■ Work request
The data must be written out once more, precisely as given.

Start of Excerpted records

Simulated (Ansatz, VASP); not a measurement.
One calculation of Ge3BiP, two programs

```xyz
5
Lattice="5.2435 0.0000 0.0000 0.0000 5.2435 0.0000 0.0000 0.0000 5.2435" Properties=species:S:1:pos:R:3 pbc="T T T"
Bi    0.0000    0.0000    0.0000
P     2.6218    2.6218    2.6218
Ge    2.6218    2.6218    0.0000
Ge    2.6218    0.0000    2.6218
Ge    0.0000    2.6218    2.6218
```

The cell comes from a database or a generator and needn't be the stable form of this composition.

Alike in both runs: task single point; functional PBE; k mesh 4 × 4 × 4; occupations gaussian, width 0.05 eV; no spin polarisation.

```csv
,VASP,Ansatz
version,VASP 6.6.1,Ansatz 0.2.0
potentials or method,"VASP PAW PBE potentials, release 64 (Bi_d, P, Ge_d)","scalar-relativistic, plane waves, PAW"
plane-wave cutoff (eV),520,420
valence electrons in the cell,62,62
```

End of Excerpted records

■ Answer area
Simulated (Ansatz, VASP); not a measurement.
One calculation of Ge3BiP, two programs

```xyz
5
Lattice="5.2435 0.0000 0.0000 0.0000 5.2435 0.0000 0.0000 0.0000 5.2435" Properties=species:S:1:pos:R:3 pbc="T T T"
Bi    0.0000    0.0000    0.0000
P     2.6218    2.6218    2.6218
Ge    2.6218    2.6218    0.0000
Ge    2.6218    0.0000    2.6218
Ge    0.0000    2.6218    2.6218
```

The cell comes from a database or a generator and needn't be the stable form of this composition.

Alike in both runs: task single point; functional PBE; k mesh 4 × 4 × 4; occupations gaussian, width 0.05 eV; no spin polarisation.

```csv
,VASP,Ansatz
version,VASP 6.6.1,Ansatz 0.2.0
potentials or method,"VASP PAW PBE potentials, release 64 (Bi_d, P, Ge_d)","scalar-relativistic, plane waves, PAW"
plane-wave cutoff (eV),520,420
valence electrons in the cell,62,62
```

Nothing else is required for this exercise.